- [Required action] Set the records down again in full, with every word kept.

-------- Dataset excerpts --------

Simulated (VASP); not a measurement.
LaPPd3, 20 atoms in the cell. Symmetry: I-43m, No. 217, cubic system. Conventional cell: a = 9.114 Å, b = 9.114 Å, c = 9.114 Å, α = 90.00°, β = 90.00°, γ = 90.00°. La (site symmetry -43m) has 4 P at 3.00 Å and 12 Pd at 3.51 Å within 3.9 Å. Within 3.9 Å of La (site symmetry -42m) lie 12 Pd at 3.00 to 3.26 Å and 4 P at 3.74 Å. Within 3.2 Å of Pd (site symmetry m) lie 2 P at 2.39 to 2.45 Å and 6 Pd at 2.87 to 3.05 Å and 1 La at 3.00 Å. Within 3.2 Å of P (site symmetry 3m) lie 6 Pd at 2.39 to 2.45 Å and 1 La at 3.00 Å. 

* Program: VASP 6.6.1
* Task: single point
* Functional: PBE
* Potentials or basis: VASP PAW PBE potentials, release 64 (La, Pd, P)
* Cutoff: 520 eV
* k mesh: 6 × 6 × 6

--------

- [Written answer]
Simulated (VASP); not a measurement.
LaPPd3, 20 atoms in the cell. Symmetry: I-43m, No. 217, cubic system. Conventional cell: a = 9.114 Å, b = 9.114 Å, c = 9.114 Å, α = 90.00°, β = 90.00°, γ = 90.00°. La (site symmetry -43m) has 4 P at 3.00 Å and 12 Pd at 3.51 Å within 3.9 Å. Within 3.9 Å of La (site symmetry -42m) lie 12 Pd at 3.00 to 3.26 Å and 4 P at 3.74 Å. Within 3.2 Å of Pd (site symmetry m) lie 2 P at 2.39 to 2.45 Å and 6 Pd at 2.87 to 3.05 Å and 1 La at 3.00 Å. Within 3.2 Å of P (site symmetry 3m) lie 6 Pd at 2.39 to 2.45 Å and 1 La at 3.00 Å. 

* Program: VASP 6.6.1
* Task: single point
* Functional: PBE
* Potentials or basis: VASP PAW PBE potentials, release 64 (La, Pd, P)
* Cutoff: 520 eV
* k mesh: 6 × 6 × 6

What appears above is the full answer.